*BRIEF*:
In the listing below, the lines from the first through the one with "It took 12 s" are to be copied word for word.

◆ ◆ ◆ ◆ ◆

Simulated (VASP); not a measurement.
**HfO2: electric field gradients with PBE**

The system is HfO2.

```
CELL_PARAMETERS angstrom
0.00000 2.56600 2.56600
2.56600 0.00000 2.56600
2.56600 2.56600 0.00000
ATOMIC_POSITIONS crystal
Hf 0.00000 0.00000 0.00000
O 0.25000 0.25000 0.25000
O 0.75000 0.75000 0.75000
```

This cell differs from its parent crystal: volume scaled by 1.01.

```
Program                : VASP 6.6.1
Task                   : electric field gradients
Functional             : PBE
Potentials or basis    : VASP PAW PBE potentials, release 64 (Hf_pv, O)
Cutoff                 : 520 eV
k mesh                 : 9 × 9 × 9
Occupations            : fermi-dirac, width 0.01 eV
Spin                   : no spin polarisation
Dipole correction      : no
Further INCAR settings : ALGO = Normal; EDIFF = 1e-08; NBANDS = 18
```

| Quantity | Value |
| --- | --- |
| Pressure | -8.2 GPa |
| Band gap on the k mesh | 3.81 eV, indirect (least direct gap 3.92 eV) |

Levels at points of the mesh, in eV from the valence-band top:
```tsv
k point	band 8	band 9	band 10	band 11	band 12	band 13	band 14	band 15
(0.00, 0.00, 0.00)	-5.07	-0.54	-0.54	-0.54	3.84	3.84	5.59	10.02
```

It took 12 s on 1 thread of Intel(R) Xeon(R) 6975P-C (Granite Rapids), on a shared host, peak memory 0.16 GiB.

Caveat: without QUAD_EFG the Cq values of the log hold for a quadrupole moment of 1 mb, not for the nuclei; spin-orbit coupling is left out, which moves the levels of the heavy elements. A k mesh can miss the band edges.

◆ ◆ ◆ ◆ ◆

*TASK OUTPUT*:
Simulated (VASP); not a measurement.
**HfO2: electric field gradients with PBE**

The system is HfO2.

```
CELL_PARAMETERS angstrom
0.00000 2.56600 2.56600
2.56600 0.00000 2.56600
2.56600 2.56600 0.00000
ATOMIC_POSITIONS crystal
Hf 0.00000 0.00000 0.00000
O 0.25000 0.25000 0.25000
O 0.75000 0.75000 0.75000
```

This cell differs from its parent crystal: volume scaled by 1.01.

```
Program                : VASP 6.6.1
Task                   : electric field gradients
Functional             : PBE
Potentials or basis    : VASP PAW PBE potentials, release 64 (Hf_pv, O)
Cutoff                 : 520 eV
k mesh                 : 9 × 9 × 9
Occupations            : fermi-dirac, width 0.01 eV
Spin                   : no spin polarisation
Dipole correction      : no
Further INCAR settings : ALGO = Normal; EDIFF = 1e-08; NBANDS = 18
```

| Quantity | Value |
| --- | --- |
| Pressure | -8.2 GPa |
| Band gap on the k mesh | 3.81 eV, indirect (least direct gap 3.92 eV) |

Levels at points of the mesh, in eV from the valence-band top:
```tsv
k point	band 8	band 9	band 10	band 11	band 12	band 13	band 14	band 15
(0.00, 0.00, 0.00)	-5.07	-0.54	-0.54	-0.54	3.84	3.84	5.59	10.02
```

It took 12 s on 1 thread of Intel(R) Xeon(R) 6975P-C (Granite Rapids), on a shared host, peak memory 0.16 GiB.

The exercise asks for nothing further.